Exercise data.

__________________________________________________

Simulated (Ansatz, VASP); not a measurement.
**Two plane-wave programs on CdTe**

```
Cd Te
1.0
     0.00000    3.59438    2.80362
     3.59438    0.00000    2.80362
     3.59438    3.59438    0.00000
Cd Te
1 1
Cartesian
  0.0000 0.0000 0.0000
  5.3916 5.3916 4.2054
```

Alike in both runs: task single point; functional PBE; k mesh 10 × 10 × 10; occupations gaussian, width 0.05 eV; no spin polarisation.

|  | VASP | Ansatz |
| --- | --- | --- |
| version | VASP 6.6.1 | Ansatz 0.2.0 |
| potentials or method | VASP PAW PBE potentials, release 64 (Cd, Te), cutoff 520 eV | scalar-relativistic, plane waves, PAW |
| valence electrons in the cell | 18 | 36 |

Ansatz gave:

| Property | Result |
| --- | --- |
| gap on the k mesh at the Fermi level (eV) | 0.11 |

__________________________________________________

Work order. Please repeat word for word the lines above that run from the beginning through the line containing "Ansatz 0.2.0 |", keeping both the first and that last line.

Task answer.
Simulated (Ansatz, VASP); not a measurement.
**Two plane-wave programs on CdTe**

```
Cd Te
1.0
     0.00000    3.59438    2.80362
     3.59438    0.00000    2.80362
     3.59438    3.59438    0.00000
Cd Te
1 1
Cartesian
  0.0000 0.0000 0.0000
  5.3916 5.3916 4.2054
```

Alike in both runs: task single point; functional PBE; k mesh 10 × 10 × 10; occupations gaussian, width 0.05 eV; no spin polarisation.

|  | VASP | Ansatz |
| --- | --- | --- |
| version | VASP 6.6.1 | Ansatz 0.2.0 |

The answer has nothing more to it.